----------

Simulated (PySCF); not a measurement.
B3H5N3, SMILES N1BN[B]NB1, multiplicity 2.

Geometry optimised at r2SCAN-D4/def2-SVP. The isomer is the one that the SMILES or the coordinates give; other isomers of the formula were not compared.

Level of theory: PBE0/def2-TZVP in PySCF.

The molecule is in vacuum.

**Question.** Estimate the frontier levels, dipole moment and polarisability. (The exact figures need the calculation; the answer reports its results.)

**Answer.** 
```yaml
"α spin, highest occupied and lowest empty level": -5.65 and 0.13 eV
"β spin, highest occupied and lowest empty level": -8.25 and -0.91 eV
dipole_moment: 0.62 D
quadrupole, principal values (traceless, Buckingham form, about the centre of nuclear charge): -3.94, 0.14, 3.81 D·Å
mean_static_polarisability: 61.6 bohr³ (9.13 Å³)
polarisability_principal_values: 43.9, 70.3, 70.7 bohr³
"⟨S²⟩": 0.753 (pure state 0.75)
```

----------

(Work order) Would you return all of the data exactly as given?

(Solution)
Simulated (PySCF); not a measurement.
B3H5N3, SMILES N1BN[B]NB1, multiplicity 2.

Geometry optimised at r2SCAN-D4/def2-SVP. The isomer is the one that the SMILES or the coordinates give; other isomers of the formula were not compared.

Level of theory: PBE0/def2-TZVP in PySCF.

The molecule is in vacuum.

**Question.** Estimate the frontier levels, dipole moment and polarisability. (The exact figures need the calculation; the answer reports its results.)

**Answer.** 
```yaml
"α spin, highest occupied and lowest empty level": -5.65 and 0.13 eV
"β spin, highest occupied and lowest empty level": -8.25 and -0.91 eV
dipole_moment: 0.62 D
quadrupole, principal values (traceless, Buckingham form, about the centre of nuclear charge): -3.94, 0.14, 3.81 D·Å
mean_static_polarisability: 61.6 bohr³ (9.13 Å³)
polarisability_principal_values: 43.9, 70.3, 70.7 bohr³
"⟨S²⟩": 0.753 (pure state 0.75)
```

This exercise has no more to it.